From the first line of the records down to the one that holds "These 3 structures", transcribe each line exactly and add nothing.

= Beginning of Section =

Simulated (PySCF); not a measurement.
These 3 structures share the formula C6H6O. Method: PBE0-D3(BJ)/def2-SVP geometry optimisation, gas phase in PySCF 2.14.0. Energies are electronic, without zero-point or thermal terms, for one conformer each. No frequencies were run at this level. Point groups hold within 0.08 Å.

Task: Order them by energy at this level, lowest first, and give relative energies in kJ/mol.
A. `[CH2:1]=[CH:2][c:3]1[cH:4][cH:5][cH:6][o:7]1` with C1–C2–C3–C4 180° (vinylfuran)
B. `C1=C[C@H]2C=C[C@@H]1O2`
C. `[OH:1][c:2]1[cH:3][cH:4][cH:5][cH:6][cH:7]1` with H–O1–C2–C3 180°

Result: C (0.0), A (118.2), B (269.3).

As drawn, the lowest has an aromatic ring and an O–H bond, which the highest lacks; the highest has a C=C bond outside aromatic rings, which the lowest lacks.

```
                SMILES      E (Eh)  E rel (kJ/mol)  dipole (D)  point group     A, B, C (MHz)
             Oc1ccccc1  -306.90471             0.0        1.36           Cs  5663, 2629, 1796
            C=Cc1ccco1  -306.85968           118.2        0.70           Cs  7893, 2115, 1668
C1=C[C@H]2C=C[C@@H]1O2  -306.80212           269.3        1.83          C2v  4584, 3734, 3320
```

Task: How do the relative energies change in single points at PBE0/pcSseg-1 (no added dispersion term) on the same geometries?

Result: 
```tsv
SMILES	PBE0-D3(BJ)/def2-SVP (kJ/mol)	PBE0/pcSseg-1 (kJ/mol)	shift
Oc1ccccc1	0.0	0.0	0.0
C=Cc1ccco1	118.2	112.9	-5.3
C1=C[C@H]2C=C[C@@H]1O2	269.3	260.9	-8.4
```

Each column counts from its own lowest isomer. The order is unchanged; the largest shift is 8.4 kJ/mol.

= End of Section =

RESPONSE AREA>
Simulated (PySCF); not a measurement.
These 3 structures share the formula C6H6O. Method: PBE0-D3(BJ)/def2-SVP geometry optimisation, gas phase in PySCF 2.14.0. Energies are electronic, without zero-point or thermal terms, for one conformer each. No frequencies were run at this level. Point groups hold within 0.08 Å.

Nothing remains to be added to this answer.